> _Recorded data_
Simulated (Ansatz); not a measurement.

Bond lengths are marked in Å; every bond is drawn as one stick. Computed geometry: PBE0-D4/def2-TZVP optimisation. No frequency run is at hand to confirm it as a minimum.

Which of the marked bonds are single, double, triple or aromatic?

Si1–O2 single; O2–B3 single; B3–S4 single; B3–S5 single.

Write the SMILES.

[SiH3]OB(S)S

> _Exercise_
Looking back over the data above, restate word for word the lines that begin at the line with "Si1–O2 single; O2–B3" and end at the line with "Write the SMILES.", inclusive.

> _Written solution_
Si1–O2 single; O2–B3 single; B3–S4 single; B3–S5 single.

Write the SMILES.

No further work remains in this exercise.